WORK INSTRUCTION: Give back the full listing that follows exactly as it reads.

### EXCERPTED RECORDS

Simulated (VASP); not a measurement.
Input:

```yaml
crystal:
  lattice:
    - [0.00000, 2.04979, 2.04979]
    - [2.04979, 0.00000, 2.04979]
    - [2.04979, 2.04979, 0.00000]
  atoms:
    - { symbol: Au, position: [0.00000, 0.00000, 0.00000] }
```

######

WRITTEN RESPONSE:
Simulated (VASP); not a measurement.
Input:

```yaml
crystal:
  lattice:
    - [0.00000, 2.04979, 2.04979]
    - [2.04979, 0.00000, 2.04979]
    - [2.04979, 2.04979, 0.00000]
  atoms:
    - { symbol: Au, position: [0.00000, 0.00000, 0.00000] }
```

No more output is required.